▸ ASSIGNMENT: Please copy out the listing below in full and exactly.

▸ EXCERPTED DATA:
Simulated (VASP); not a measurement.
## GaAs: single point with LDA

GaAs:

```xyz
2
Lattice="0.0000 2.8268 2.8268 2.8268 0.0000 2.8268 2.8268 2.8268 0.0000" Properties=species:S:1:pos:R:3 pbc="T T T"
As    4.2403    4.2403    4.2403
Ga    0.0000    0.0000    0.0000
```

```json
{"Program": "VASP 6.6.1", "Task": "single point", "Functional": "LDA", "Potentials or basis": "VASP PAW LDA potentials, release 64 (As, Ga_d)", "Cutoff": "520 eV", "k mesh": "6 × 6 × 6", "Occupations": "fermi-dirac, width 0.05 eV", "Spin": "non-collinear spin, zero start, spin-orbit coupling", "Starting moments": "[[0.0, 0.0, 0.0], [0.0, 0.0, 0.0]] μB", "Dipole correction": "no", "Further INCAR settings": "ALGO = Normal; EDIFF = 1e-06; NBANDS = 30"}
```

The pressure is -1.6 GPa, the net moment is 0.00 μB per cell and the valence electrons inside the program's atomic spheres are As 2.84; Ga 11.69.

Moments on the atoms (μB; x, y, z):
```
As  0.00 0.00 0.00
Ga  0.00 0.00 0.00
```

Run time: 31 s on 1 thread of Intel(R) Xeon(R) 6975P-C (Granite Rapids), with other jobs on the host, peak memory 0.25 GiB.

▸ ANSWER BOX:
Simulated (VASP); not a measurement.
## GaAs: single point with LDA

GaAs:

```xyz
2
Lattice="0.0000 2.8268 2.8268 2.8268 0.0000 2.8268 2.8268 2.8268 0.0000" Properties=species:S:1:pos:R:3 pbc="T T T"
As    4.2403    4.2403    4.2403
Ga    0.0000    0.0000    0.0000
```

```json
{"Program": "VASP 6.6.1", "Task": "single point", "Functional": "LDA", "Potentials or basis": "VASP PAW LDA potentials, release 64 (As, Ga_d)", "Cutoff": "520 eV", "k mesh": "6 × 6 × 6", "Occupations": "fermi-dirac, width 0.05 eV", "Spin": "non-collinear spin, zero start, spin-orbit coupling", "Starting moments": "[[0.0, 0.0, 0.0], [0.0, 0.0, 0.0]] μB", "Dipole correction": "no", "Further INCAR settings": "ALGO = Normal; EDIFF = 1e-06; NBANDS = 30"}
```

The pressure is -1.6 GPa, the net moment is 0.00 μB per cell and the valence electrons inside the program's atomic spheres are As 2.84; Ga 11.69.

Moments on the atoms (μB; x, y, z):
```
As  0.00 0.00 0.00
Ga  0.00 0.00 0.00
```

Run time: 31 s on 1 thread of Intel(R) Xeon(R) 6975P-C (Granite Rapids), with other jobs on the host, peak memory 0.25 GiB.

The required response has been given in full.